From the data below, retype exactly the lines starting with the one that contains "The picture is" and ending with the one that contains "Summarise the run.", both included.

DATA RECORDS START

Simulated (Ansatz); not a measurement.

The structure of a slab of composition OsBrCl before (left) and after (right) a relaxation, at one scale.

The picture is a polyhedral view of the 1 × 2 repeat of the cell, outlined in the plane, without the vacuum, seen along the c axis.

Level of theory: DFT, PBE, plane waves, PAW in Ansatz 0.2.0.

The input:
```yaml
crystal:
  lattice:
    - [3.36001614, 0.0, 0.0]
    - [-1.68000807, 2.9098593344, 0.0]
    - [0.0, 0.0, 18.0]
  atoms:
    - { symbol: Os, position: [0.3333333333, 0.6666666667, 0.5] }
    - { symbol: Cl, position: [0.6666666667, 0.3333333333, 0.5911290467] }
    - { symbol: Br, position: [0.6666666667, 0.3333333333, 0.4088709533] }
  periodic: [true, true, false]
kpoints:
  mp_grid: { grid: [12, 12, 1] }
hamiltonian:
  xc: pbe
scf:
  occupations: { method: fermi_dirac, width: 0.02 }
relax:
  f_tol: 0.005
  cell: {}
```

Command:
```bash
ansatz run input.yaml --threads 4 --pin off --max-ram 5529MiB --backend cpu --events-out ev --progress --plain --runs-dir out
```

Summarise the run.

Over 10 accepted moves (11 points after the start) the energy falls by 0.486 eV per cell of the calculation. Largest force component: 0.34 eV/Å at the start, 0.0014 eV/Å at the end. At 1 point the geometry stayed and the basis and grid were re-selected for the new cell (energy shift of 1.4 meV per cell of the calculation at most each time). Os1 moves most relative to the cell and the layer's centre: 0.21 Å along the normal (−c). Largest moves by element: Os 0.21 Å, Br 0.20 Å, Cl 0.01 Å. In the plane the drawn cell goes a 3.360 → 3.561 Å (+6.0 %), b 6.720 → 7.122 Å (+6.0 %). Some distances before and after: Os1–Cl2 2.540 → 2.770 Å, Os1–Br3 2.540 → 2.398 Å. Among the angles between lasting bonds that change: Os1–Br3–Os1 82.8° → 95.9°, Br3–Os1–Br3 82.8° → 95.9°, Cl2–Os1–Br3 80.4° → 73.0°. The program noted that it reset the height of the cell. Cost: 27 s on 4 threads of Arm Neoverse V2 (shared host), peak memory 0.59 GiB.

DATA RECORDS END

(REPLY):
The picture is a polyhedral view of the 1 × 2 repeat of the cell, outlined in the plane, without the vacuum, seen along the c axis.

Level of theory: DFT, PBE, plane waves, PAW in Ansatz 0.2.0.

The input:
```yaml
crystal:
  lattice:
    - [3.36001614, 0.0, 0.0]
    - [-1.68000807, 2.9098593344, 0.0]
    - [0.0, 0.0, 18.0]
  atoms:
    - { symbol: Os, position: [0.3333333333, 0.6666666667, 0.5] }
    - { symbol: Cl, position: [0.6666666667, 0.3333333333, 0.5911290467] }
    - { symbol: Br, position: [0.6666666667, 0.3333333333, 0.4088709533] }
  periodic: [true, true, false]
kpoints:
  mp_grid: { grid: [12, 12, 1] }
hamiltonian:
  xc: pbe
scf:
  occupations: { method: fermi_dirac, width: 0.02 }
relax:
  f_tol: 0.005
  cell: {}
```

Command:
```bash
ansatz run input.yaml --threads 4 --pin off --max-ram 5529MiB --backend cpu --events-out ev --progress --plain --runs-dir out
```

Summarise the run.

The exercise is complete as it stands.